-- ACTIVITY --
Of the entries below, restate word for word only the section that runs from the line with "Give a PBE0-D3(BJ)/def2-SVP" to the line with "Point group: C1", counting both ends.

===============

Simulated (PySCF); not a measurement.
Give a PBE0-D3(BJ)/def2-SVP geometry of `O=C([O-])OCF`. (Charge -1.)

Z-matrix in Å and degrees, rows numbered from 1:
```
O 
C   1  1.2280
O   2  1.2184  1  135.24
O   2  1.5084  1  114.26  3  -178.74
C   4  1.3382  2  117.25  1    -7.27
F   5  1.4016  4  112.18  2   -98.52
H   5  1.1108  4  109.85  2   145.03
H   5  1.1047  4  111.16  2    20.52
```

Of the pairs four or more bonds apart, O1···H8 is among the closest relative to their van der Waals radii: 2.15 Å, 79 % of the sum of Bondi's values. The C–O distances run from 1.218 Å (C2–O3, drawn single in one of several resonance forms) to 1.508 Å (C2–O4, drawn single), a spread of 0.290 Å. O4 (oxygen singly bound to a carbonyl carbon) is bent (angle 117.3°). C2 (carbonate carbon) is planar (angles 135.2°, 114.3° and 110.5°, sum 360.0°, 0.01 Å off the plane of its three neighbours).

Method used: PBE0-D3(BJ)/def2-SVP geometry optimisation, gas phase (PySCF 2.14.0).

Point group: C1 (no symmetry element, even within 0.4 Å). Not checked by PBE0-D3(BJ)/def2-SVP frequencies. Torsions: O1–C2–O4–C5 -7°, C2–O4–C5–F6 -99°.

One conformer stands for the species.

===============

-- TASK SOLUTION --
Give a PBE0-D3(BJ)/def2-SVP geometry of `O=C([O-])OCF`. (Charge -1.)

Z-matrix in Å and degrees, rows numbered from 1:
```
O 
C   1  1.2280
O   2  1.2184  1  135.24
O   2  1.5084  1  114.26  3  -178.74
C   4  1.3382  2  117.25  1    -7.27
F   5  1.4016  4  112.18  2   -98.52
H   5  1.1108  4  109.85  2   145.03
H   5  1.1047  4  111.16  2    20.52
```

Of the pairs four or more bonds apart, O1···H8 is among the closest relative to their van der Waals radii: 2.15 Å, 79 % of the sum of Bondi's values. The C–O distances run from 1.218 Å (C2–O3, drawn single in one of several resonance forms) to 1.508 Å (C2–O4, drawn single), a spread of 0.290 Å. O4 (oxygen singly bound to a carbonyl carbon) is bent (angle 117.3°). C2 (carbonate carbon) is planar (angles 135.2°, 114.3° and 110.5°, sum 360.0°, 0.01 Å off the plane of its three neighbours).

Method used: PBE0-D3(BJ)/def2-SVP geometry optimisation, gas phase (PySCF 2.14.0).

Point group: C1 (no symmetry element, even within 0.4 Å). Not checked by PBE0-D3(BJ)/def2-SVP frequencies. Torsions: O1–C2–O4–C5 -7°, C2–O4–C5–F6 -99°.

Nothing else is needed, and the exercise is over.